── INPUT DATA ──

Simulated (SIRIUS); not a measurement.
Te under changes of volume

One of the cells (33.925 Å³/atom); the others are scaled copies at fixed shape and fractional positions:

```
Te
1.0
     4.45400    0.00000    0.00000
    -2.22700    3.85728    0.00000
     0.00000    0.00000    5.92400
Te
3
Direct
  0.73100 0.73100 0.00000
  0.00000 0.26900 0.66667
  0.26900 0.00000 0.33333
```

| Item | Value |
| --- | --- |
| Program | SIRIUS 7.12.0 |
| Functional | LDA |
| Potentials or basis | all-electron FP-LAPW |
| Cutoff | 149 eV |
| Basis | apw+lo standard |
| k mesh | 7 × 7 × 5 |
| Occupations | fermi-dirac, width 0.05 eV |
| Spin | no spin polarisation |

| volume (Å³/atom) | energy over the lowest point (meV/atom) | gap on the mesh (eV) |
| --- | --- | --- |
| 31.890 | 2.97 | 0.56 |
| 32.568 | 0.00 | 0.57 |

───

# TASK ITEM
Whatever appears in the listing above, write it down again exactly.

# WRITTEN REPLY
Simulated (SIRIUS); not a measurement.
Te under changes of volume

One of the cells (33.925 Å³/atom); the others are scaled copies at fixed shape and fractional positions:

```
Te
1.0
     4.45400    0.00000    0.00000
    -2.22700    3.85728    0.00000
     0.00000    0.00000    5.92400
Te
3
Direct
  0.73100 0.73100 0.00000
  0.00000 0.26900 0.66667
  0.26900 0.00000 0.33333
```

| Item | Value |
| --- | --- |
| Program | SIRIUS 7.12.0 |
| Functional | LDA |
| Potentials or basis | all-electron FP-LAPW |
| Cutoff | 149 eV |
| Basis | apw+lo standard |
| k mesh | 7 × 7 × 5 |
| Occupations | fermi-dirac, width 0.05 eV |
| Spin | no spin polarisation |

| volume (Å³/atom) | energy over the lowest point (meV/atom) | gap on the mesh (eV) |
| --- | --- | --- |
| 31.890 | 2.97 | 0.56 |
| 32.568 | 0.00 | 0.57 |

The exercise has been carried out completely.